Assigned task: A faithful transcription of all the data is required.

Supplied records:
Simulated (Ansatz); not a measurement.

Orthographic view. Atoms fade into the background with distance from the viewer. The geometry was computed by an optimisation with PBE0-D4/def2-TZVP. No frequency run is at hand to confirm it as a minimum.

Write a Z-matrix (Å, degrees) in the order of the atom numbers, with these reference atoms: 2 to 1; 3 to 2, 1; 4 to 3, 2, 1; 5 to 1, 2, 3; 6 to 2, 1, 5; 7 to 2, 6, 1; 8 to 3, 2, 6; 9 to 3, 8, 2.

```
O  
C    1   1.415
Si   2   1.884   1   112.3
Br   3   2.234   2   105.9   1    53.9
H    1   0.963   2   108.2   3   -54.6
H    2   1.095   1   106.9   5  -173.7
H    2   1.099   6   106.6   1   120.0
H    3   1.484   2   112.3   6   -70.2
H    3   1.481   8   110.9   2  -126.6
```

Your response:
Simulated (Ansatz); not a measurement.

Orthographic view. Atoms fade into the background with distance from the viewer. The geometry was computed by an optimisation with PBE0-D4/def2-TZVP. No frequency run is at hand to confirm it as a minimum.

Write a Z-matrix (Å, degrees) in the order of the atom numbers, with these reference atoms: 2 to 1; 3 to 2, 1; 4 to 3, 2, 1; 5 to 1, 2, 3; 6 to 2, 1, 5; 7 to 2, 6, 1; 8 to 3, 2, 6; 9 to 3, 8, 2.

```
O  
C    1   1.415
Si   2   1.884   1   112.3
Br   3   2.234   2   105.9   1    53.9
H    1   0.963   2   108.2   3   -54.6
H    2   1.095   1   106.9   5  -173.7
H    2   1.099   6   106.6   1   120.0
H    3   1.484   2   112.3   6   -70.2
H    3   1.481   8   110.9   2  -126.6
```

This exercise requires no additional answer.